____________________

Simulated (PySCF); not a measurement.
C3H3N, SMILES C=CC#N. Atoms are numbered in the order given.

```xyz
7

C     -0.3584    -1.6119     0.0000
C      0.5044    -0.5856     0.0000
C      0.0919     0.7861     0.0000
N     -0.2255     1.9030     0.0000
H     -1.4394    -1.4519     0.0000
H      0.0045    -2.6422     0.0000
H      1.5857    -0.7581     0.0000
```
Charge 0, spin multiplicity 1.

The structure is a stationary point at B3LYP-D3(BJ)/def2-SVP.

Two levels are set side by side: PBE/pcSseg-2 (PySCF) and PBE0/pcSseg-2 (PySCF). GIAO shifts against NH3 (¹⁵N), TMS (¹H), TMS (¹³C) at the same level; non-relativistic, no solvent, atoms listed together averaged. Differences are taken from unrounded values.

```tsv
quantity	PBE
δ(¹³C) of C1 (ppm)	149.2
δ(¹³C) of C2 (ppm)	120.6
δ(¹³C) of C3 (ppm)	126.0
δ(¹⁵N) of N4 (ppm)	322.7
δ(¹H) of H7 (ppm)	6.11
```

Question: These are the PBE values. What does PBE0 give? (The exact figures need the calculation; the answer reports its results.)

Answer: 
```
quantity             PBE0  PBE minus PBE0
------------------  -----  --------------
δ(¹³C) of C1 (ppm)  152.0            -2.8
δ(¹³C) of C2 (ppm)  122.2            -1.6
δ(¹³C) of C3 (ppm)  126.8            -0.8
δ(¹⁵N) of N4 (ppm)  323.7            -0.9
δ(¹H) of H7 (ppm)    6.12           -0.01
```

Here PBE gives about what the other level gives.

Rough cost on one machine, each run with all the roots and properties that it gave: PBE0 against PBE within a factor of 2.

____________________

#### Exercise:
Using the data above, reproduce every line exactly.

#### Worked solution:
Simulated (PySCF); not a measurement.
C3H3N, SMILES C=CC#N. Atoms are numbered in the order given.

```xyz
7

C     -0.3584    -1.6119     0.0000
C      0.5044    -0.5856     0.0000
C      0.0919     0.7861     0.0000
N     -0.2255     1.9030     0.0000
H     -1.4394    -1.4519     0.0000
H      0.0045    -2.6422     0.0000
H      1.5857    -0.7581     0.0000
```
Charge 0, spin multiplicity 1.

The structure is a stationary point at B3LYP-D3(BJ)/def2-SVP.

Two levels are set side by side: PBE/pcSseg-2 (PySCF) and PBE0/pcSseg-2 (PySCF). GIAO shifts against NH3 (¹⁵N), TMS (¹H), TMS (¹³C) at the same level; non-relativistic, no solvent, atoms listed together averaged. Differences are taken from unrounded values.

```tsv
quantity	PBE
δ(¹³C) of C1 (ppm)	149.2
δ(¹³C) of C2 (ppm)	120.6
δ(¹³C) of C3 (ppm)	126.0
δ(¹⁵N) of N4 (ppm)	322.7
δ(¹H) of H7 (ppm)	6.11
```

Question: These are the PBE values. What does PBE0 give? (The exact figures need the calculation; the answer reports its results.)

Answer: 
```
quantity             PBE0  PBE minus PBE0
------------------  -----  --------------
δ(¹³C) of C1 (ppm)  152.0            -2.8
δ(¹³C) of C2 (ppm)  122.2            -1.6
δ(¹³C) of C3 (ppm)  126.8            -0.8
δ(¹⁵N) of N4 (ppm)  323.7            -0.9
δ(¹H) of H7 (ppm)    6.12           -0.01
```

Here PBE gives about what the other level gives.

Rough cost on one machine, each run with all the roots and properties that it gave: PBE0 against PBE within a factor of 2.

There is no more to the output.